### Work task
Look through the records below for the line with "33.1 kcal/mol |". Return that line and each one after it up to and including the line with "464.1 MHz |", exactly.

▬▬▬▬▬▬▬▬▬▬

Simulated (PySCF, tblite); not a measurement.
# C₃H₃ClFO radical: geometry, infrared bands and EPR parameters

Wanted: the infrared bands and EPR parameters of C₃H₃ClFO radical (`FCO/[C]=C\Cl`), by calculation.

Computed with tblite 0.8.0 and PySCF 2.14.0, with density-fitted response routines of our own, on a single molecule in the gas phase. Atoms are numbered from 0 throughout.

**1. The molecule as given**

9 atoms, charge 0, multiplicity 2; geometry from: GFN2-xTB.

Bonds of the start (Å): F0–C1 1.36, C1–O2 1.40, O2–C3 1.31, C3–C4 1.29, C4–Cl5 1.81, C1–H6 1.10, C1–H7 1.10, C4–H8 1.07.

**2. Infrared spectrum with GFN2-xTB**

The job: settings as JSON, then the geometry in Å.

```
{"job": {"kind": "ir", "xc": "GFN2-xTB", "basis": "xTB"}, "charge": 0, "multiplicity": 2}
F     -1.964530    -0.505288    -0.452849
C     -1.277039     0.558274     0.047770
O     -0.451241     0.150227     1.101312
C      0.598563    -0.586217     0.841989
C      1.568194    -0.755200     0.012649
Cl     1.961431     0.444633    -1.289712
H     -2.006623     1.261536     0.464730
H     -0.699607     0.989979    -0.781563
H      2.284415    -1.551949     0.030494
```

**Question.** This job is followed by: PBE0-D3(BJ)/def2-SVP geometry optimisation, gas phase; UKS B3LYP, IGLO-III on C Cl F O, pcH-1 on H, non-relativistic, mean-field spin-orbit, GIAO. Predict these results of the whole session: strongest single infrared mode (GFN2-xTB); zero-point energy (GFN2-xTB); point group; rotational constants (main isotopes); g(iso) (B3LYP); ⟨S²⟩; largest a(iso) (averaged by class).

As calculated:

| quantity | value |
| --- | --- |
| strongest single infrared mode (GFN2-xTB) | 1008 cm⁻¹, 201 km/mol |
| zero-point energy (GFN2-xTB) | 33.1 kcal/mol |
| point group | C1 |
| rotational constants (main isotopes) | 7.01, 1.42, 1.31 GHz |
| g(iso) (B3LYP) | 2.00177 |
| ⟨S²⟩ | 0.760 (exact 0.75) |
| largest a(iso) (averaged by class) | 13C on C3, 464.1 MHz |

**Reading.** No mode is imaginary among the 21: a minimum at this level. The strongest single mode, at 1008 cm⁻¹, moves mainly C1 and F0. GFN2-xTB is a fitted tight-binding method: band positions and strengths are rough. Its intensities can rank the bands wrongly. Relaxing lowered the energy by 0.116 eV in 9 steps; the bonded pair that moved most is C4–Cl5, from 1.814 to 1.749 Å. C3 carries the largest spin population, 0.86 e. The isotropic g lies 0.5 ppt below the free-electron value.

▬▬▬▬▬▬▬▬▬▬

### Response
| zero-point energy (GFN2-xTB) | 33.1 kcal/mol |
| point group | C1 |
| rotational constants (main isotopes) | 7.01, 1.42, 1.31 GHz |
| g(iso) (B3LYP) | 2.00177 |
| ⟨S²⟩ | 0.760 (exact 0.75) |
| largest a(iso) (averaged by class) | 13C on C3, 464.1 MHz |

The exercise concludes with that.